**REQUIRED ACTION**: From the records below, copy out exactly the lines from the one containing "Cutoff | 520 eV |" to the one containing "Hardware: 1 thread", both included. Add nothing else.

**EXTRACTED ENTRIES**:
------------

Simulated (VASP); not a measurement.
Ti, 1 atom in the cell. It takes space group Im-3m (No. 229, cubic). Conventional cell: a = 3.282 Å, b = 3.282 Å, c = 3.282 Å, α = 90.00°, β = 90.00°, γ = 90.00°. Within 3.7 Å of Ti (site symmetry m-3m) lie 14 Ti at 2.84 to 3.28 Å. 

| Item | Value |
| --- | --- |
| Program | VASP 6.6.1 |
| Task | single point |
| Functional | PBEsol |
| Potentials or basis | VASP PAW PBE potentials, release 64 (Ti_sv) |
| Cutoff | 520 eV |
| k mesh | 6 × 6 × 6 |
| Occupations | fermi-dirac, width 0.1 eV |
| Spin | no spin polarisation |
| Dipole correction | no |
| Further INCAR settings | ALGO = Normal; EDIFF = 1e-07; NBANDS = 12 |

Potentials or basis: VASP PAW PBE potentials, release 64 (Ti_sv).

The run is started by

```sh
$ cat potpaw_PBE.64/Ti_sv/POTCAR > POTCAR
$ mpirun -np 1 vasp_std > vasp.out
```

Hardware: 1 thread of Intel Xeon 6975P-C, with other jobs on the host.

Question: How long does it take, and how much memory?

------------

**WRITTEN RESPONSE**:
| Cutoff | 520 eV |
| k mesh | 6 × 6 × 6 |
| Occupations | fermi-dirac, width 0.1 eV |
| Spin | no spin polarisation |
| Dipole correction | no |
| Further INCAR settings | ALGO = Normal; EDIFF = 1e-07; NBANDS = 12 |

Potentials or basis: VASP PAW PBE potentials, release 64 (Ti_sv).

The run is started by

```sh
$ cat potpaw_PBE.64/Ti_sv/POTCAR > POTCAR
$ mpirun -np 1 vasp_std > vasp.out
```

Hardware: 1 thread of Intel Xeon 6975P-C, with other jobs on the host.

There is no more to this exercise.